/---

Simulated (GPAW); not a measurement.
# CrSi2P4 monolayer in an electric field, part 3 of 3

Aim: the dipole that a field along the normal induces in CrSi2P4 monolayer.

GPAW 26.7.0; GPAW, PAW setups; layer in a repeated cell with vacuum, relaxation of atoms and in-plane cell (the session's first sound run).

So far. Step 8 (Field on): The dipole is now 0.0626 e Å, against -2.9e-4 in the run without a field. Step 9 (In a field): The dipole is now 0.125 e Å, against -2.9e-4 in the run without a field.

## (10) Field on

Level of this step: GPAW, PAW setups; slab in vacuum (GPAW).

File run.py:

\---

## REQUIREMENT
Only the lines from the one containing "# CrSi2P4 monolayer" through the one containing "Aim: the dipole" are to be retyped, both boundary lines included, with no other material.

## TASK SOLUTION
# CrSi2P4 monolayer in an electric field, part 3 of 3

Aim: the dipole that a field along the normal induces in CrSi2P4 monolayer.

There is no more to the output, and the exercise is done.